Supplied records:
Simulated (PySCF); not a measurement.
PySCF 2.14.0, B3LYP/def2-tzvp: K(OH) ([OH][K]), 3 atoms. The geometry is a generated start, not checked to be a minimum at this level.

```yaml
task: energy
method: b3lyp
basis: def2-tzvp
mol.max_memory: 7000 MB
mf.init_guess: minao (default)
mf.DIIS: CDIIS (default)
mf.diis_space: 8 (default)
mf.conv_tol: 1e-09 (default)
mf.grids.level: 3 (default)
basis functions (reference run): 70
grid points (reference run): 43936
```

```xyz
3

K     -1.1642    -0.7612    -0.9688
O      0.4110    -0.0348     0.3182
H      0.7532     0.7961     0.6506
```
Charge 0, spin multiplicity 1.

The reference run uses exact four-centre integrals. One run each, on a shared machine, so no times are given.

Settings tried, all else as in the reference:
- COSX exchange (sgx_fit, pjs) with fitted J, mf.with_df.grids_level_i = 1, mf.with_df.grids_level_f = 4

Work request: Give back the whole listing, word for word.

Written answer:
Simulated (PySCF); not a measurement.
PySCF 2.14.0, B3LYP/def2-tzvp: K(OH) ([OH][K]), 3 atoms. The geometry is a generated start, not checked to be a minimum at this level.

```yaml
task: energy
method: b3lyp
basis: def2-tzvp
mol.max_memory: 7000 MB
mf.init_guess: minao (default)
mf.DIIS: CDIIS (default)
mf.diis_space: 8 (default)
mf.conv_tol: 1e-09 (default)
mf.grids.level: 3 (default)
basis functions (reference run): 70
grid points (reference run): 43936
```

```xyz
3

K     -1.1642    -0.7612    -0.9688
O      0.4110    -0.0348     0.3182
H      0.7532     0.7961     0.6506
```
Charge 0, spin multiplicity 1.

The reference run uses exact four-centre integrals. One run each, on a shared machine, so no times are given.

Settings tried, all else as in the reference:
- COSX exchange (sgx_fit, pjs) with fitted J, mf.with_df.grids_level_i = 1, mf.with_df.grids_level_f = 4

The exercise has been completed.